**DATASET EXCERPTS**
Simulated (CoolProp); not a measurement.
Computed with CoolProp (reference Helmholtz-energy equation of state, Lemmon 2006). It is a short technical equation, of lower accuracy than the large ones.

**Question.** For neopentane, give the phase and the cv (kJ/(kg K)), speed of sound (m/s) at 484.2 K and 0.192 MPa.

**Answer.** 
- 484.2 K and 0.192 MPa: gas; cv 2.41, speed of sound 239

**WORK REQUEST**
Quote the records above exactly, from the first line through the line containing "Computed with CoolProp", and nothing more.

**TASK RESULT**
Simulated (CoolProp); not a measurement.
Computed with CoolProp (reference Helmholtz-energy equation of state, Lemmon 2006). It is a short technical equation, of lower accuracy than the large ones.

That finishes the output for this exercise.